REQUIREMENT — Using the listing below, copy exactly the lines from the one containing "0.002 | -0.2301 |" to the one containing "Atom by atom", both lines included, and no others.

•••••

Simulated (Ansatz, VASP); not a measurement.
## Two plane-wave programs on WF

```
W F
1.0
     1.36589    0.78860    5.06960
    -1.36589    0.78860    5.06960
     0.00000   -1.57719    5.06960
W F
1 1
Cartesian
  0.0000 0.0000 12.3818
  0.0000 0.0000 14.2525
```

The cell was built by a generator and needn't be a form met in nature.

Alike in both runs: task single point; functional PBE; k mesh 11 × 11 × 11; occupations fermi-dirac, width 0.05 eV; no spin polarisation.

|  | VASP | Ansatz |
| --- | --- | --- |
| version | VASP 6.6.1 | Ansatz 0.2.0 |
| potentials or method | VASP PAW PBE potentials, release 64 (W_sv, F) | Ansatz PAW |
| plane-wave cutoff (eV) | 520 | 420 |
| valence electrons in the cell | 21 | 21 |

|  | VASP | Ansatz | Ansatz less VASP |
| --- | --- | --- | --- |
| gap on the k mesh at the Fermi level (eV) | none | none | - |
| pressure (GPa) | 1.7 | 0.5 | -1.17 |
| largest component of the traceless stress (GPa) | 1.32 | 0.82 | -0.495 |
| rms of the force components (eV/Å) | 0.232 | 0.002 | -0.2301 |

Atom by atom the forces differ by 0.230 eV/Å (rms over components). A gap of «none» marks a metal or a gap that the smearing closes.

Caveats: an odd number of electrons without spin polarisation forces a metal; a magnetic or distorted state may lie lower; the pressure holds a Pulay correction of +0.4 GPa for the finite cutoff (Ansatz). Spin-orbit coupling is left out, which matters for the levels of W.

•••••

TASK RESPONSE —
| rms of the force components (eV/Å) | 0.232 | 0.002 | -0.2301 |

Atom by atom the forces differ by 0.230 eV/Å (rms over components). A gap of «none» marks a metal or a gap that the smearing closes.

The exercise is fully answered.